§ **Work task**
All that is needed is the listing, transcribed exactly and in full.

++++++
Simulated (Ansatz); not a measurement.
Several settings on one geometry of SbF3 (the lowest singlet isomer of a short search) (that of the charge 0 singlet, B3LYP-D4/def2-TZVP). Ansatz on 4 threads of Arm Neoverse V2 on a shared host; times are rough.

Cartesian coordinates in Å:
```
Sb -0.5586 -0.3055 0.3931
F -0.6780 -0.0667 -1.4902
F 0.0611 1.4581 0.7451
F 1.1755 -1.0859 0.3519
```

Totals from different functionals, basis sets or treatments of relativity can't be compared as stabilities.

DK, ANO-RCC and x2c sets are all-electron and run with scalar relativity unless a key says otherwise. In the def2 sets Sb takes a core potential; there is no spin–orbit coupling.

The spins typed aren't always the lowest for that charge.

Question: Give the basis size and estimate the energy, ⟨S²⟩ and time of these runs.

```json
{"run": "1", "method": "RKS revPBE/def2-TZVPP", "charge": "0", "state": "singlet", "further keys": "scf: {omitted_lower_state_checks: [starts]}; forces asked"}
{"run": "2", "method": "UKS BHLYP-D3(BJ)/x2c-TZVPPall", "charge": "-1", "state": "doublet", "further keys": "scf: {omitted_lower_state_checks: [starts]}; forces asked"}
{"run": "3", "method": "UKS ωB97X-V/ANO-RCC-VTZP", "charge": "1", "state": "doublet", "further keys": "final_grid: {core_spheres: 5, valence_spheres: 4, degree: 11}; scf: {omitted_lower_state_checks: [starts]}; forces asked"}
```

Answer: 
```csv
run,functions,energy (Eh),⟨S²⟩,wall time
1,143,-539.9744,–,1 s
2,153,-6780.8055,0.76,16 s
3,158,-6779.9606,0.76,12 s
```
++++++

§ **Written reply**
Simulated (Ansatz); not a measurement.
Several settings on one geometry of SbF3 (the lowest singlet isomer of a short search) (that of the charge 0 singlet, B3LYP-D4/def2-TZVP). Ansatz on 4 threads of Arm Neoverse V2 on a shared host; times are rough.

Cartesian coordinates in Å:
```
Sb -0.5586 -0.3055 0.3931
F -0.6780 -0.0667 -1.4902
F 0.0611 1.4581 0.7451
F 1.1755 -1.0859 0.3519
```

Totals from different functionals, basis sets or treatments of relativity can't be compared as stabilities.

DK, ANO-RCC and x2c sets are all-electron and run with scalar relativity unless a key says otherwise. In the def2 sets Sb takes a core potential; there is no spin–orbit coupling.

The spins typed aren't always the lowest for that charge.

Question: Give the basis size and estimate the energy, ⟨S²⟩ and time of these runs.

```json
{"run": "1", "method": "RKS revPBE/def2-TZVPP", "charge": "0", "state": "singlet", "further keys": "scf: {omitted_lower_state_checks: [starts]}; forces asked"}
{"run": "2", "method": "UKS BHLYP-D3(BJ)/x2c-TZVPPall", "charge": "-1", "state": "doublet", "further keys": "scf: {omitted_lower_state_checks: [starts]}; forces asked"}
{"run": "3", "method": "UKS ωB97X-V/ANO-RCC-VTZP", "charge": "1", "state": "doublet", "further keys": "final_grid: {core_spheres: 5, valence_spheres: 4, degree: 11}; scf: {omitted_lower_state_checks: [starts]}; forces asked"}
```

Answer: 
```csv
run,functions,energy (Eh),⟨S²⟩,wall time
1,143,-539.9744,–,1 s
2,153,-6780.8055,0.76,16 s
3,158,-6779.9606,0.76,12 s
```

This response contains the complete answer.